%%

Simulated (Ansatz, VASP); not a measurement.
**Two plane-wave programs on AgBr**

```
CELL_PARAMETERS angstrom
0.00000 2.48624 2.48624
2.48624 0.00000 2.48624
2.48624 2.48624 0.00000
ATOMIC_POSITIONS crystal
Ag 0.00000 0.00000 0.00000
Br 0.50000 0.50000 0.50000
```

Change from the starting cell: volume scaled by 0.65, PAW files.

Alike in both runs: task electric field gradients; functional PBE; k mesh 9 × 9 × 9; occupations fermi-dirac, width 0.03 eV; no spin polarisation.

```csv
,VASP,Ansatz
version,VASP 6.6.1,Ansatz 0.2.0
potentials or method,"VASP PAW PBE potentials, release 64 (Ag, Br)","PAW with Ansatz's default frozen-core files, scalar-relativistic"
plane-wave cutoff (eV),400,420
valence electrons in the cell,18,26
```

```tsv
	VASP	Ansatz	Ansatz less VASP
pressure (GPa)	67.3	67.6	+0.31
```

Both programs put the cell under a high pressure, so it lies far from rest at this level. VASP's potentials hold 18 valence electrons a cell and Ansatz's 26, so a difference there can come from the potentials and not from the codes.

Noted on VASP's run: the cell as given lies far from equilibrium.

%%

▸ Assigned task
Return exactly, and only, the lines from the start of the listing through the line with "Change from the".

▸ Result
Simulated (Ansatz, VASP); not a measurement.
**Two plane-wave programs on AgBr**

```
CELL_PARAMETERS angstrom
0.00000 2.48624 2.48624
2.48624 0.00000 2.48624
2.48624 2.48624 0.00000
ATOMIC_POSITIONS crystal
Ag 0.00000 0.00000 0.00000
Br 0.50000 0.50000 0.50000
```

Change from the starting cell: volume scaled by 0.65, PAW files.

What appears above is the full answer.